_Work order_. Please retype, unchanged, each line from the top of the material below through the line where "Q: The run is" appears.

::::
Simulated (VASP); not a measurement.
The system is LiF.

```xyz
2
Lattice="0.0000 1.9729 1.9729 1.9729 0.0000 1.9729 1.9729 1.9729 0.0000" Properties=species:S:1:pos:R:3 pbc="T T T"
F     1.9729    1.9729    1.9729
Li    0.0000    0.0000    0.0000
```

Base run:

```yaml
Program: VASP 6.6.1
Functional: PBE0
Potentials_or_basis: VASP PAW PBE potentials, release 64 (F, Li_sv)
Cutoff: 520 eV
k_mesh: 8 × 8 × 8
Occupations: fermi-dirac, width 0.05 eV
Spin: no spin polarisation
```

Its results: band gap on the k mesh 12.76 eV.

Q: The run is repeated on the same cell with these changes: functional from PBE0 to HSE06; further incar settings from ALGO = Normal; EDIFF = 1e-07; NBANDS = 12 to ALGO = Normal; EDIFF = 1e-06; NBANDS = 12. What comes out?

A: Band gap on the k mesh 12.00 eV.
::::

_Task solution_.
Simulated (VASP); not a measurement.
The system is LiF.

```xyz
2
Lattice="0.0000 1.9729 1.9729 1.9729 0.0000 1.9729 1.9729 1.9729 0.0000" Properties=species:S:1:pos:R:3 pbc="T T T"
F     1.9729    1.9729    1.9729
Li    0.0000    0.0000    0.0000
```

Base run:

```yaml
Program: VASP 6.6.1
Functional: PBE0
Potentials_or_basis: VASP PAW PBE potentials, release 64 (F, Li_sv)
Cutoff: 520 eV
k_mesh: 8 × 8 × 8
Occupations: fermi-dirac, width 0.05 eV
Spin: no spin polarisation
```

Its results: band gap on the k mesh 12.76 eV.

Q: The run is repeated on the same cell with these changes: functional from PBE0 to HSE06; further incar settings from ALGO = Normal; EDIFF = 1e-07; NBANDS = 12 to ALGO = Normal; EDIFF = 1e-06; NBANDS = 12. What comes out?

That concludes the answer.